> [MATERIAL SUPPLIED]:
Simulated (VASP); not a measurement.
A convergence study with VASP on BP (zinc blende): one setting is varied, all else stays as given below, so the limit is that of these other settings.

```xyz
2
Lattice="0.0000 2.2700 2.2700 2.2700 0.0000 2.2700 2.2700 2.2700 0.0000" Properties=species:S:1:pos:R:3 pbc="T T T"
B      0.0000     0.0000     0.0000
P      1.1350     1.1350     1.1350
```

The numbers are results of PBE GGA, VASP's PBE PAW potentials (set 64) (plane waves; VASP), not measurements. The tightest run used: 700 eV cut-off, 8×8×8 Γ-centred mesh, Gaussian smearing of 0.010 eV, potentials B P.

> [WORK ORDER]: Copy the data exactly. Leave nothing out.

> [TASK OUTPUT]:
Simulated (VASP); not a measurement.
A convergence study with VASP on BP (zinc blende): one setting is varied, all else stays as given below, so the limit is that of these other settings.

```xyz
2
Lattice="0.0000 2.2700 2.2700 2.2700 0.0000 2.2700 2.2700 2.2700 0.0000" Properties=species:S:1:pos:R:3 pbc="T T T"
B      0.0000     0.0000     0.0000
P      1.1350     1.1350     1.1350
```

The numbers are results of PBE GGA, VASP's PBE PAW potentials (set 64) (plane waves; VASP), not measurements. The tightest run used: 700 eV cut-off, 8×8×8 Γ-centred mesh, Gaussian smearing of 0.010 eV, potentials B P.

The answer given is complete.